### Records supplied ###

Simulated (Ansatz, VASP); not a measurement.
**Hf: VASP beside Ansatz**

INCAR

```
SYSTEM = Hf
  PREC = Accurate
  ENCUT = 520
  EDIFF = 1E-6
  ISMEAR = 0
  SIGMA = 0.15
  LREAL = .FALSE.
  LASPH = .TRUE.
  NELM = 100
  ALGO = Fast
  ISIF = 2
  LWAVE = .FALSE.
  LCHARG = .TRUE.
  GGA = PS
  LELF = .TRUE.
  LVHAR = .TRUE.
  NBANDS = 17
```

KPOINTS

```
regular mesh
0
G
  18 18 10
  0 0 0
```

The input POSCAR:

###

Work item: Every line above should be written out again exactly as it stands.

Task response:
Simulated (Ansatz, VASP); not a measurement.
**Hf: VASP beside Ansatz**

INCAR

```
SYSTEM = Hf
  PREC = Accurate
  ENCUT = 520
  EDIFF = 1E-6
  ISMEAR = 0
  SIGMA = 0.15
  LREAL = .FALSE.
  LASPH = .TRUE.
  NELM = 100
  ALGO = Fast
  ISIF = 2
  LWAVE = .FALSE.
  LCHARG = .TRUE.
  GGA = PS
  LELF = .TRUE.
  LVHAR = .TRUE.
  NBANDS = 17
```

KPOINTS

```
regular mesh
0
G
  18 18 10
  0 0 0
```

The input POSCAR:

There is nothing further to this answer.